MATERIAL PROVIDED:
______________________________

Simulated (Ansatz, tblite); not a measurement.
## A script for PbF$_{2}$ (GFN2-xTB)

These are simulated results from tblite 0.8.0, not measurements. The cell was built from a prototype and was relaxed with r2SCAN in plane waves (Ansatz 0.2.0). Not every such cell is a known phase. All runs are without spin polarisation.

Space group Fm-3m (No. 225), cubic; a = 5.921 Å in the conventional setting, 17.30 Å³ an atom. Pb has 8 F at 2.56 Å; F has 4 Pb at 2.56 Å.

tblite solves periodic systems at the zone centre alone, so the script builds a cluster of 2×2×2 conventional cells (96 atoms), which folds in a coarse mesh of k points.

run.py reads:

______________________________

Print again each line of the listing above, exactly as it appears.

Simulated (Ansatz, tblite); not a measurement.
## A script for PbF$_{2}$ (GFN2-xTB)

These are simulated results from tblite 0.8.0, not measurements. The cell was built from a prototype and was relaxed with r2SCAN in plane waves (Ansatz 0.2.0). Not every such cell is a known phase. All runs are without spin polarisation.

Space group Fm-3m (No. 225), cubic; a = 5.921 Å in the conventional setting, 17.30 Å³ an atom. Pb has 8 F at 2.56 Å; F has 4 Pb at 2.56 Å.

tblite solves periodic systems at the zone centre alone, so the script builds a cluster of 2×2×2 conventional cells (96 atoms), which folds in a coarse mesh of k points.

run.py reads:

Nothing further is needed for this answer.